WORK ITEM >>
Give back every line of the data, word for word.

DATA EXCERPTS >>
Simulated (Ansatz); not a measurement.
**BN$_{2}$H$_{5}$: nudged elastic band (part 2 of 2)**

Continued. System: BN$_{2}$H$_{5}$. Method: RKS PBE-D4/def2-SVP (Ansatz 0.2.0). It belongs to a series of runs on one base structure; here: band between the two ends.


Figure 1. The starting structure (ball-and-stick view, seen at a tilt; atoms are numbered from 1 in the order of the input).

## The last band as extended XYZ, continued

EXERCISE OUTPUT >>
Simulated (Ansatz); not a measurement.
**BN$_{2}$H$_{5}$: nudged elastic band (part 2 of 2)**

Continued. System: BN$_{2}$H$_{5}$. Method: RKS PBE-D4/def2-SVP (Ansatz 0.2.0). It belongs to a series of runs on one base structure; here: band between the two ends.


Figure 1. The starting structure (ball-and-stick view, seen at a tilt; atoms are numbered from 1 in the order of the input).

## The last band as extended XYZ, continued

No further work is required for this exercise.